**RECORDED INFORMATION**:
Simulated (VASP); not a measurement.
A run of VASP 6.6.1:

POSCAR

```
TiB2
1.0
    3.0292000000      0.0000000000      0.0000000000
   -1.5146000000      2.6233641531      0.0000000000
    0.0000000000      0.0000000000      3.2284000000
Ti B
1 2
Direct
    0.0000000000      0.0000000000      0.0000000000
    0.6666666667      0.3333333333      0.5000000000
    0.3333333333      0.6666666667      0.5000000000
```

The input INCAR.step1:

**WORK TASK**: All the records, from the first line to the last: repeat them exactly.

**RESPONSE**:
Simulated (VASP); not a measurement.
A run of VASP 6.6.1:

POSCAR

```
TiB2
1.0
    3.0292000000      0.0000000000      0.0000000000
   -1.5146000000      2.6233641531      0.0000000000
    0.0000000000      0.0000000000      3.2284000000
Ti B
1 2
Direct
    0.0000000000      0.0000000000      0.0000000000
    0.6666666667      0.3333333333      0.5000000000
    0.3333333333      0.6666666667      0.5000000000
```

The input INCAR.step1:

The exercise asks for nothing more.